▶ [Required action]: Exactness is required. Restate every entry as written.

● ● ●

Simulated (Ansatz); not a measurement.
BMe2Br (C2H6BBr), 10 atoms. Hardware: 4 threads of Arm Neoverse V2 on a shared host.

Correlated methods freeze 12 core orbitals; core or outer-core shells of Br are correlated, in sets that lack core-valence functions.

● ● ●

▶ [Written answer]:
Simulated (Ansatz); not a measurement.
BMe2Br (C2H6BBr), 10 atoms. Hardware: 4 threads of Arm Neoverse V2 on a shared host.

Correlated methods freeze 12 core orbitals; core or outer-core shells of Br are correlated, in sets that lack core-valence functions.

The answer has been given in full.